_ACTIVITY_
Could you retype the listing beneath, keeping each line exactly as it is?

_RECORDS SHOWN_
<<<<

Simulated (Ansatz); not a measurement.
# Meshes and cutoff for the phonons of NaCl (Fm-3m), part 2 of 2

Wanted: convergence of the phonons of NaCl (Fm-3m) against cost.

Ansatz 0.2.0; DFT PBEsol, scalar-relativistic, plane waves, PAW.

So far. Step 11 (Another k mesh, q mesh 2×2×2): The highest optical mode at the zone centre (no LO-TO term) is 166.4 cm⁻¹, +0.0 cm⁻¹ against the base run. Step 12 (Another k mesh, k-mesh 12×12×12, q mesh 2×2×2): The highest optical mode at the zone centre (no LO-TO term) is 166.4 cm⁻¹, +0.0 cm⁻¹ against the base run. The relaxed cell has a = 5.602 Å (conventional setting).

>>>>

_TASK RESPONSE_
Simulated (Ansatz); not a measurement.
# Meshes and cutoff for the phonons of NaCl (Fm-3m), part 2 of 2

Wanted: convergence of the phonons of NaCl (Fm-3m) against cost.

Ansatz 0.2.0; DFT PBEsol, scalar-relativistic, plane waves, PAW.

So far. Step 11 (Another k mesh, q mesh 2×2×2): The highest optical mode at the zone centre (no LO-TO term) is 166.4 cm⁻¹, +0.0 cm⁻¹ against the base run. Step 12 (Another k mesh, k-mesh 12×12×12, q mesh 2×2×2): The highest optical mode at the zone centre (no LO-TO term) is 166.4 cm⁻¹, +0.0 cm⁻¹ against the base run. The relaxed cell has a = 5.602 Å (conventional setting).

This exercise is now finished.